- [Given information]:
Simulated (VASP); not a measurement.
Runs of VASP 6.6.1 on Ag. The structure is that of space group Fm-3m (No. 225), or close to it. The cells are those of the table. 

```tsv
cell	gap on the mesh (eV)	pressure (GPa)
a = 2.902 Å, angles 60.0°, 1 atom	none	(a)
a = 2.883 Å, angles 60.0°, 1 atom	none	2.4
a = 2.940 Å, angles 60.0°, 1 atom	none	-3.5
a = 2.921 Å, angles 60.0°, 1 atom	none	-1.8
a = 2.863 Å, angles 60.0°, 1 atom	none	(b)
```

- [Work request]: From the data above, output every line exactly.

- [Task answer]:
Simulated (VASP); not a measurement.
Runs of VASP 6.6.1 on Ag. The structure is that of space group Fm-3m (No. 225), or close to it. The cells are those of the table. 

```tsv
cell	gap on the mesh (eV)	pressure (GPa)
a = 2.902 Å, angles 60.0°, 1 atom	none	(a)
a = 2.883 Å, angles 60.0°, 1 atom	none	2.4
a = 2.940 Å, angles 60.0°, 1 atom	none	-3.5
a = 2.921 Å, angles 60.0°, 1 atom	none	-1.8
a = 2.863 Å, angles 60.0°, 1 atom	none	(b)
```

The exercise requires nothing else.